--- START ---

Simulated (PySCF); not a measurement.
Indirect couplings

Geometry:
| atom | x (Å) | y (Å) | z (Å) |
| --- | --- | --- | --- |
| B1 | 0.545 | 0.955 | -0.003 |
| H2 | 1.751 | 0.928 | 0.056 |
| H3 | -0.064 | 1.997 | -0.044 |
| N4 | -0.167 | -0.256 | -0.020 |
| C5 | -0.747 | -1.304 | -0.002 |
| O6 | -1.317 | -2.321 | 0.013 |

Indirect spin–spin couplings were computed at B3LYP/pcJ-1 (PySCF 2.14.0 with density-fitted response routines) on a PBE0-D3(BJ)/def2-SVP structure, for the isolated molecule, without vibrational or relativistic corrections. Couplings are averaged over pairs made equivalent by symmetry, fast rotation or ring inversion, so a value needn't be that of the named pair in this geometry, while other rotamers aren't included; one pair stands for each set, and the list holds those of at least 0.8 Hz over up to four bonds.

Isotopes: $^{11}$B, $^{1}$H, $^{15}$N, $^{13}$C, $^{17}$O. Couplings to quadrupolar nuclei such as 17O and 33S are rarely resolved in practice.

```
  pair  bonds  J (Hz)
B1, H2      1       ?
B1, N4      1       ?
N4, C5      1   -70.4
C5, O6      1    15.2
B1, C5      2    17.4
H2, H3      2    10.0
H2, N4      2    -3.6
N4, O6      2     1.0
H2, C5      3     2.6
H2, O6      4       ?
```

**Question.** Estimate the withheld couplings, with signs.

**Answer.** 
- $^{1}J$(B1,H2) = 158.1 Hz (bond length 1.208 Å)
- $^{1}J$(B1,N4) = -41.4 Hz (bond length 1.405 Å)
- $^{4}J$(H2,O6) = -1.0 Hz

--- END ---

## Work item
Your task is to set down only the lines that run from the opening of the listing to the line with "length 1.405 Å)", both ends included, each unchanged.

## Worked solution
Simulated (PySCF); not a measurement.
Indirect couplings

Geometry:
| atom | x (Å) | y (Å) | z (Å) |
| --- | --- | --- | --- |
| B1 | 0.545 | 0.955 | -0.003 |
| H2 | 1.751 | 0.928 | 0.056 |
| H3 | -0.064 | 1.997 | -0.044 |
| N4 | -0.167 | -0.256 | -0.020 |
| C5 | -0.747 | -1.304 | -0.002 |
| O6 | -1.317 | -2.321 | 0.013 |

Indirect spin–spin couplings were computed at B3LYP/pcJ-1 (PySCF 2.14.0 with density-fitted response routines) on a PBE0-D3(BJ)/def2-SVP structure, for the isolated molecule, without vibrational or relativistic corrections. Couplings are averaged over pairs made equivalent by symmetry, fast rotation or ring inversion, so a value needn't be that of the named pair in this geometry, while other rotamers aren't included; one pair stands for each set, and the list holds those of at least 0.8 Hz over up to four bonds.

Isotopes: $^{11}$B, $^{1}$H, $^{15}$N, $^{13}$C, $^{17}$O. Couplings to quadrupolar nuclei such as 17O and 33S are rarely resolved in practice.

```
  pair  bonds  J (Hz)
B1, H2      1       ?
B1, N4      1       ?
N4, C5      1   -70.4
C5, O6      1    15.2
B1, C5      2    17.4
H2, H3      2    10.0
H2, N4      2    -3.6
N4, O6      2     1.0
H2, C5      3     2.6
H2, O6      4       ?
```

**Question.** Estimate the withheld couplings, with signs.

**Answer.** 
- $^{1}J$(B1,H2) = 158.1 Hz (bond length 1.208 Å)
- $^{1}J$(B1,N4) = -41.4 Hz (bond length 1.405 Å)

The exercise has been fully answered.